• Records shown:
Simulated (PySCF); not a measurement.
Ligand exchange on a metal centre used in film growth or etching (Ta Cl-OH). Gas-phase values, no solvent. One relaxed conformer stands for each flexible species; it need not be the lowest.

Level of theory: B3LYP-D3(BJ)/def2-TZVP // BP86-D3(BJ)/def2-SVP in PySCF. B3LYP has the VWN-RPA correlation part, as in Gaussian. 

• Work order: Reproduce every line of the data verbatim.

• Task answer:
Simulated (PySCF); not a measurement.
Ligand exchange on a metal centre used in film growth or etching (Ta Cl-OH). Gas-phase values, no solvent. One relaxed conformer stands for each flexible species; it need not be the lowest.

Level of theory: B3LYP-D3(BJ)/def2-TZVP // BP86-D3(BJ)/def2-SVP in PySCF. B3LYP has the VWN-RPA correlation part, as in Gaussian. 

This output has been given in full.